### Work instruction
Take the entries below and print only the lines from the one with "Problem. Which two?" through the one with "Solution. The rows", exactly as they stand, both ends included.

### Given records
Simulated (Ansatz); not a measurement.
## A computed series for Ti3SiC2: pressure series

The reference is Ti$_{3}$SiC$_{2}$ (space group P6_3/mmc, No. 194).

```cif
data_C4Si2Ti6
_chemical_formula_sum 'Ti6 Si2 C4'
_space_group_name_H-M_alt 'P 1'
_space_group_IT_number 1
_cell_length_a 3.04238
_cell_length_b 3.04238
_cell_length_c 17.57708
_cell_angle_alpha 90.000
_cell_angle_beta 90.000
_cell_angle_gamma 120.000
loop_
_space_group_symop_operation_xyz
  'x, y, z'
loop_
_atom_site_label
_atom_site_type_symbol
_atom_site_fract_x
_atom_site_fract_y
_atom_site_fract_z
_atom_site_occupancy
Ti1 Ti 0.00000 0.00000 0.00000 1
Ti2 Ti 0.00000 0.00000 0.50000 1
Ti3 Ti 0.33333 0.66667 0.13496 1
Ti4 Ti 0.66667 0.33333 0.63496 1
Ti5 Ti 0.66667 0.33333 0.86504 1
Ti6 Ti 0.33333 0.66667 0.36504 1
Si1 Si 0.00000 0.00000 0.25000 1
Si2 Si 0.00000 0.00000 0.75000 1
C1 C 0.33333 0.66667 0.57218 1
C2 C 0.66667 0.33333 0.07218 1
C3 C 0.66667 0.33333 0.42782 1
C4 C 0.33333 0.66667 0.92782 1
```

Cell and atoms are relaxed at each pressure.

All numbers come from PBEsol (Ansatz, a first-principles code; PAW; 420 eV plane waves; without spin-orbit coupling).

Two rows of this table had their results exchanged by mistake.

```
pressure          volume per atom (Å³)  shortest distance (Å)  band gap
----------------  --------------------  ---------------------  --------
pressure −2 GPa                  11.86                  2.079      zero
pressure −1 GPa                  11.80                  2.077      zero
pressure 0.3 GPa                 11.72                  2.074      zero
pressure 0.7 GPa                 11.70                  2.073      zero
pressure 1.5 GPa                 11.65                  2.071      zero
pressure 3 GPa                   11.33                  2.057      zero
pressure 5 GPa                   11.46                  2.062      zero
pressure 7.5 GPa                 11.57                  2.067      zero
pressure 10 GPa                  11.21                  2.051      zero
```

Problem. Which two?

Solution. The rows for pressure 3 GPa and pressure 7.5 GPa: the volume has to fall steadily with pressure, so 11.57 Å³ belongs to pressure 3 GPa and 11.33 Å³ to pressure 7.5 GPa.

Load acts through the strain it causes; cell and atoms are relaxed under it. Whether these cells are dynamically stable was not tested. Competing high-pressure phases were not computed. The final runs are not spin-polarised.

### Answer area
Problem. Which two?

Solution. The rows for pressure 3 GPa and pressure 7.5 GPa: the volume has to fall steadily with pressure, so 11.57 Å³ belongs to pressure 3 GPa and 11.33 Å³ to pressure 7.5 GPa.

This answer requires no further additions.